__Extracted entries__:
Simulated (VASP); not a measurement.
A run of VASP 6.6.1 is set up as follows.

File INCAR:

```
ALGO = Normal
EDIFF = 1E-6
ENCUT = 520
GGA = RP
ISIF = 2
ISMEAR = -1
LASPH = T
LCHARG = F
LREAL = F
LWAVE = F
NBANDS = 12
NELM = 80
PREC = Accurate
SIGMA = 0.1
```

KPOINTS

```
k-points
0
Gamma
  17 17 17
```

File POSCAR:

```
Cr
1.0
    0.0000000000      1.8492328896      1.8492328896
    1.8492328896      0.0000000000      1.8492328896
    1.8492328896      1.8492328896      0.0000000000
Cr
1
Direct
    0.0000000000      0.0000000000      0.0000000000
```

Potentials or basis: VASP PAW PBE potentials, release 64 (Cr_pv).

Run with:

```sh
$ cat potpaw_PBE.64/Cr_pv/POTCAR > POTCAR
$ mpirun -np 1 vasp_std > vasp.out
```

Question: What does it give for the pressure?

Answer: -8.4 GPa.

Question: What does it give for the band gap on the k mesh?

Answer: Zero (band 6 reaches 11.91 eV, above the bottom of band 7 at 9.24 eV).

__Task item__:
Within the material above, extract exactly the lines that start at the line containing "Question: What does it give for the pressure?" and stop after the line containing "Question: What does it give for the band", and only those.

__Task result__:
Question: What does it give for the pressure?

Answer: -8.4 GPa.

Question: What does it give for the band gap on the k mesh?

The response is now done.